### [Brief]
Take the records below and print them verbatim up to and including the line that carries "Pressure 9.1 GPa.".

[Opening Extracted information section]
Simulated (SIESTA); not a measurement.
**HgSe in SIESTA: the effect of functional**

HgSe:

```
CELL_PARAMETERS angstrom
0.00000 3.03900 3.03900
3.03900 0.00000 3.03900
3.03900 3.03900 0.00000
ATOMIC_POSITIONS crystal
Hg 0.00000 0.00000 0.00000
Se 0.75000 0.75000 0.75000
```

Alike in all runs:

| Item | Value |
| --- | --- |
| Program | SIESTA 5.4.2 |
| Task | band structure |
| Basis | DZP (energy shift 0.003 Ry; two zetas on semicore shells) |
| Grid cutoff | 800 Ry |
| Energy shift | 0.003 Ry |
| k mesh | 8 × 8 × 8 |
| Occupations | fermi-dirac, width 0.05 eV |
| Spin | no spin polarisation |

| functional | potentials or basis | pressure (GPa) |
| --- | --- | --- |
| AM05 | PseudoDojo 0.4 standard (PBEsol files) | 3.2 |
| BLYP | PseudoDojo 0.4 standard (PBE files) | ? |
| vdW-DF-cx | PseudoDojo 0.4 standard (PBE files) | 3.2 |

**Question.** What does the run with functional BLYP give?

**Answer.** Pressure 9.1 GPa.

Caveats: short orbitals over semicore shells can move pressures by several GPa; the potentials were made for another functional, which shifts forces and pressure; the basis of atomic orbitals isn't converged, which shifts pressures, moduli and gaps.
[Closing Extracted information section]

### [Task result]
Simulated (SIESTA); not a measurement.
**HgSe in SIESTA: the effect of functional**

HgSe:

```
CELL_PARAMETERS angstrom
0.00000 3.03900 3.03900
3.03900 0.00000 3.03900
3.03900 3.03900 0.00000
ATOMIC_POSITIONS crystal
Hg 0.00000 0.00000 0.00000
Se 0.75000 0.75000 0.75000
```

Alike in all runs:

| Item | Value |
| --- | --- |
| Program | SIESTA 5.4.2 |
| Task | band structure |
| Basis | DZP (energy shift 0.003 Ry; two zetas on semicore shells) |
| Grid cutoff | 800 Ry |
| Energy shift | 0.003 Ry |
| k mesh | 8 × 8 × 8 |
| Occupations | fermi-dirac, width 0.05 eV |
| Spin | no spin polarisation |

| functional | potentials or basis | pressure (GPa) |
| --- | --- | --- |
| AM05 | PseudoDojo 0.4 standard (PBEsol files) | 3.2 |
| BLYP | PseudoDojo 0.4 standard (PBE files) | ? |
| vdW-DF-cx | PseudoDojo 0.4 standard (PBE files) | 3.2 |

**Question.** What does the run with functional BLYP give?

**Answer.** Pressure 9.1 GPa.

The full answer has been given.